▶ [Requirement]:
Take the records below from their first line to the line with "Quantity | Value |", and restate those lines word for word.

▶ [Listed entries]:
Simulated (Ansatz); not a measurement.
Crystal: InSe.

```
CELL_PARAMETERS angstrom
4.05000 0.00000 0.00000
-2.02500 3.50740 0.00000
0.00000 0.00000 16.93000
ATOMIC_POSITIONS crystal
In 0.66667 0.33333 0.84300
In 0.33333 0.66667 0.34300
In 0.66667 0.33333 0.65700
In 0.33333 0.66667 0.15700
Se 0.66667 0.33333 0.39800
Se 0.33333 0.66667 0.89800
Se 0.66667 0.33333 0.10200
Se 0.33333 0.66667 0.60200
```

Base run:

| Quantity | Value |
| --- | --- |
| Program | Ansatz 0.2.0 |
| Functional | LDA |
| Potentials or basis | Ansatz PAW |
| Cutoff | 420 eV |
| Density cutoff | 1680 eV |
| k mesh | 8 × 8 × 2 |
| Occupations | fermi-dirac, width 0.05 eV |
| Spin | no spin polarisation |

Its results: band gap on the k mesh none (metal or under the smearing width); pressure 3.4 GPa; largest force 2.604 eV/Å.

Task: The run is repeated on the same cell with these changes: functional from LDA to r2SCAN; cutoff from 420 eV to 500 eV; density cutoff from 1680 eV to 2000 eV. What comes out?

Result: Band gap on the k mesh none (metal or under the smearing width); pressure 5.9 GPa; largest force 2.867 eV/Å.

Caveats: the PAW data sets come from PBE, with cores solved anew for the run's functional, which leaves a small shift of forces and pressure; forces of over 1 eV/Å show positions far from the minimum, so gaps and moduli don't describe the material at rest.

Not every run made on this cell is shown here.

▶ [Problem solution]:
Simulated (Ansatz); not a measurement.
Crystal: InSe.

```
CELL_PARAMETERS angstrom
4.05000 0.00000 0.00000
-2.02500 3.50740 0.00000
0.00000 0.00000 16.93000
ATOMIC_POSITIONS crystal
In 0.66667 0.33333 0.84300
In 0.33333 0.66667 0.34300
In 0.66667 0.33333 0.65700
In 0.33333 0.66667 0.15700
Se 0.66667 0.33333 0.39800
Se 0.33333 0.66667 0.89800
Se 0.66667 0.33333 0.10200
Se 0.33333 0.66667 0.60200
```

Base run:

| Quantity | Value |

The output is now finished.